### Task item
Only one stretch of the listing below is wanted. Begin at the line that has "0.06027 | 0.1125 |", stop after the line that has "0.2034 | 0.3014 |", and repeat every line in between exactly.

== == ==
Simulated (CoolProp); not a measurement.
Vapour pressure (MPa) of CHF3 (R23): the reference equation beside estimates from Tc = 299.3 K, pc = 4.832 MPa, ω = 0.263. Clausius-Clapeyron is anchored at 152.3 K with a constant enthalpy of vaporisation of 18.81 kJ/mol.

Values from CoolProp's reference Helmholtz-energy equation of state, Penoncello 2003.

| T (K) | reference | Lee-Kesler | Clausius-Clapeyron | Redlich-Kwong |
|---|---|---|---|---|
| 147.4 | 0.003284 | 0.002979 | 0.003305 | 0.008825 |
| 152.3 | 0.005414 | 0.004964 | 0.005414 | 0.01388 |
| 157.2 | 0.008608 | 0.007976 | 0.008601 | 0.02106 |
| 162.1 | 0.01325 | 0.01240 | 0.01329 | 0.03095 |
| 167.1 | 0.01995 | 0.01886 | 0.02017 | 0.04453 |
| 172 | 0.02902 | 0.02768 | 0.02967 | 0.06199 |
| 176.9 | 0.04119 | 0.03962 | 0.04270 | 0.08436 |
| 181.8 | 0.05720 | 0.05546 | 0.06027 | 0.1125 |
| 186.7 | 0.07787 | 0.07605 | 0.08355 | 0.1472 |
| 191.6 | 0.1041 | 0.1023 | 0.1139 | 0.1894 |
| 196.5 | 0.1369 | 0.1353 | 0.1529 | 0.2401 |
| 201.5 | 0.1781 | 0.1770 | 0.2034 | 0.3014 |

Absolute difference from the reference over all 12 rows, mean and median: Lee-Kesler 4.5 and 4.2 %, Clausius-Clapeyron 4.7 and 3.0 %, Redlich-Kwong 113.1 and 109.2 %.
== == ==

### Answer space
| 181.8 | 0.05720 | 0.05546 | 0.06027 | 0.1125 |
| 186.7 | 0.07787 | 0.07605 | 0.08355 | 0.1472 |
| 191.6 | 0.1041 | 0.1023 | 0.1139 | 0.1894 |
| 196.5 | 0.1369 | 0.1353 | 0.1529 | 0.2401 |
| 201.5 | 0.1781 | 0.1770 | 0.2034 | 0.3014 |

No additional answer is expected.